◆ **Work instruction**
What you give back should be exactly the opening lines of the data, ending with the line that contains "functional: PBE" and including it.

BEGIN Excerpted records
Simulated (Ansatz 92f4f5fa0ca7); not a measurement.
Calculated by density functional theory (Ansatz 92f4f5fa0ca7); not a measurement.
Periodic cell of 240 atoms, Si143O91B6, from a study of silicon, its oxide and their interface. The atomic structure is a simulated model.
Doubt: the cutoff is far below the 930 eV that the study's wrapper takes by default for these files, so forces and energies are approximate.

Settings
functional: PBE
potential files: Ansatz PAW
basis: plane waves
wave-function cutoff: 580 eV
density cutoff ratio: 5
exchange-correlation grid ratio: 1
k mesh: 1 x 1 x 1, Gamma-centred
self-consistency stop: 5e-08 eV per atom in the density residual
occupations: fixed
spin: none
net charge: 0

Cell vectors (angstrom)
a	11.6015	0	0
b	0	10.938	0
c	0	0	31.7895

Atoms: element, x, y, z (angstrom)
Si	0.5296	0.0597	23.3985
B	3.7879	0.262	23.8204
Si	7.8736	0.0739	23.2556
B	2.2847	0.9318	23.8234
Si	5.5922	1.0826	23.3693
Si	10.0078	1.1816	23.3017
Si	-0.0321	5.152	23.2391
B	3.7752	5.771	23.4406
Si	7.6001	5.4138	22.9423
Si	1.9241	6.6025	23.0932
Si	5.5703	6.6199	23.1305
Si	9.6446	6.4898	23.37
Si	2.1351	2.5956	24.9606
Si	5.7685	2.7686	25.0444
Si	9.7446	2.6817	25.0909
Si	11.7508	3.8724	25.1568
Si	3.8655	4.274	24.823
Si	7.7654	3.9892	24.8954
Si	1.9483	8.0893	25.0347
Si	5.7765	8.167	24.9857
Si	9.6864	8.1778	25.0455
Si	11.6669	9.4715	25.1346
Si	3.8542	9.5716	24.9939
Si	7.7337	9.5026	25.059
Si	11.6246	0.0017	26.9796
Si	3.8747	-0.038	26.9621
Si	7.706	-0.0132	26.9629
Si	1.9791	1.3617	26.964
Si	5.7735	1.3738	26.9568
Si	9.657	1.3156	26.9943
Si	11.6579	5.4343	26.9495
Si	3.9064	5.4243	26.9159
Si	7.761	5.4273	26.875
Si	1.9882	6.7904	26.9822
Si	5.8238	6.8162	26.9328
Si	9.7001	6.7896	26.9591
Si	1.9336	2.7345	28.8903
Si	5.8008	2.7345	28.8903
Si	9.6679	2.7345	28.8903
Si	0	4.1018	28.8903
END Excerpted records

◆ **Written reply**
Simulated (Ansatz 92f4f5fa0ca7); not a measurement.
Calculated by density functional theory (Ansatz 92f4f5fa0ca7); not a measurement.
Periodic cell of 240 atoms, Si143O91B6, from a study of silicon, its oxide and their interface. The atomic structure is a simulated model.
Doubt: the cutoff is far below the 930 eV that the study's wrapper takes by default for these files, so forces and energies are approximate.

Settings
functional: PBE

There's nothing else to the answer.